• _Information given_:
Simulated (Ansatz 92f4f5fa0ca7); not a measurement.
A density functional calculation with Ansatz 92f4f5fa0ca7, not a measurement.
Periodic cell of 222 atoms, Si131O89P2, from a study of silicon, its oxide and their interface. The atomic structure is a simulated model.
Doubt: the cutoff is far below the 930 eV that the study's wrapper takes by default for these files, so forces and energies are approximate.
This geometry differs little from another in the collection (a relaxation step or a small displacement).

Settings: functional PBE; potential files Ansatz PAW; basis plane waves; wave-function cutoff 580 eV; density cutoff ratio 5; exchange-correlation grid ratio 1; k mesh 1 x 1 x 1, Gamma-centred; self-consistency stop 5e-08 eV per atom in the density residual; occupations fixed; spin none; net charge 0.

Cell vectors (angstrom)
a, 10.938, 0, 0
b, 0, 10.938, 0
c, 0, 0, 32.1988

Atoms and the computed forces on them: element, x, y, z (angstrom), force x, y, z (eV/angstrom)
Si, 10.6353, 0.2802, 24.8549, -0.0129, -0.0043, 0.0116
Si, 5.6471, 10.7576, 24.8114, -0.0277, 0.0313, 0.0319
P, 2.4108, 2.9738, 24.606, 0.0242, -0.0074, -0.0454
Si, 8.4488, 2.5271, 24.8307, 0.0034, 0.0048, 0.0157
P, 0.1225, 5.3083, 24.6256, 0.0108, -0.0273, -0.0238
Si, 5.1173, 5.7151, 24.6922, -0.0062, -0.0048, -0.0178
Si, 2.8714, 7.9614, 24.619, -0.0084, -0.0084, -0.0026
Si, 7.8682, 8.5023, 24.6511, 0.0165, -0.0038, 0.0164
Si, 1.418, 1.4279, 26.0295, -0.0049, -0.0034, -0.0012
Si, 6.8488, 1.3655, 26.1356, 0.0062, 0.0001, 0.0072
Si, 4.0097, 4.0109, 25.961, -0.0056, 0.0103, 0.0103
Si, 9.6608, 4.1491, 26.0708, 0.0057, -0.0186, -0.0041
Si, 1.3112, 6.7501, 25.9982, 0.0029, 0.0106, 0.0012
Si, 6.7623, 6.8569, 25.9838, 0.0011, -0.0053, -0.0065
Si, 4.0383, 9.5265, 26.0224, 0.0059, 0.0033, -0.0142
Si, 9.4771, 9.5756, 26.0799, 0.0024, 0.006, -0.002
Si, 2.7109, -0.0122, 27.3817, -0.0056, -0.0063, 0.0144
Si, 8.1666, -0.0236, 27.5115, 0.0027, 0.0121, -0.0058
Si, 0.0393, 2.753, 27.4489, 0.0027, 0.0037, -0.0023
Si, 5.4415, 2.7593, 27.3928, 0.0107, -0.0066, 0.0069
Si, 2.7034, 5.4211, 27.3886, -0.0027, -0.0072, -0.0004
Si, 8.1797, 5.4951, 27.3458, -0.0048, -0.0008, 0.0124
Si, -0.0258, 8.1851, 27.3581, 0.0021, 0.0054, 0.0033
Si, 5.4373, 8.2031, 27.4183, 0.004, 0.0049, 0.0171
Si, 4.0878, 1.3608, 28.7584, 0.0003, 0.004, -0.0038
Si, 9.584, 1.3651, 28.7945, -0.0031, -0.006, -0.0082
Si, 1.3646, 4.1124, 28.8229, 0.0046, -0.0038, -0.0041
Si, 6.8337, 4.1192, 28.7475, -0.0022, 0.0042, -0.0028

• _Assignment_: Copy back the listing above exactly, but only from the line with "Si, 10.6353, 0.2802, 24.8549, -0.0129, -0.0043, 0.0116" through the line with "Si, 2.7034, 5.4211, 27.3886, -0.0027, -0.0072, -0.0004", both ends included.

• _Written solution_:
Si, 10.6353, 0.2802, 24.8549, -0.0129, -0.0043, 0.0116
Si, 5.6471, 10.7576, 24.8114, -0.0277, 0.0313, 0.0319
P, 2.4108, 2.9738, 24.606, 0.0242, -0.0074, -0.0454
Si, 8.4488, 2.5271, 24.8307, 0.0034, 0.0048, 0.0157
P, 0.1225, 5.3083, 24.6256, 0.0108, -0.0273, -0.0238
Si, 5.1173, 5.7151, 24.6922, -0.0062, -0.0048, -0.0178
Si, 2.8714, 7.9614, 24.619, -0.0084, -0.0084, -0.0026
Si, 7.8682, 8.5023, 24.6511, 0.0165, -0.0038, 0.0164
Si, 1.418, 1.4279, 26.0295, -0.0049, -0.0034, -0.0012
Si, 6.8488, 1.3655, 26.1356, 0.0062, 0.0001, 0.0072
Si, 4.0097, 4.0109, 25.961, -0.0056, 0.0103, 0.0103
Si, 9.6608, 4.1491, 26.0708, 0.0057, -0.0186, -0.0041
Si, 1.3112, 6.7501, 25.9982, 0.0029, 0.0106, 0.0012
Si, 6.7623, 6.8569, 25.9838, 0.0011, -0.0053, -0.0065
Si, 4.0383, 9.5265, 26.0224, 0.0059, 0.0033, -0.0142
Si, 9.4771, 9.5756, 26.0799, 0.0024, 0.006, -0.002
Si, 2.7109, -0.0122, 27.3817, -0.0056, -0.0063, 0.0144
Si, 8.1666, -0.0236, 27.5115, 0.0027, 0.0121, -0.0058
Si, 0.0393, 2.753, 27.4489, 0.0027, 0.0037, -0.0023
Si, 5.4415, 2.7593, 27.3928, 0.0107, -0.0066, 0.0069
Si, 2.7034, 5.4211, 27.3886, -0.0027, -0.0072, -0.0004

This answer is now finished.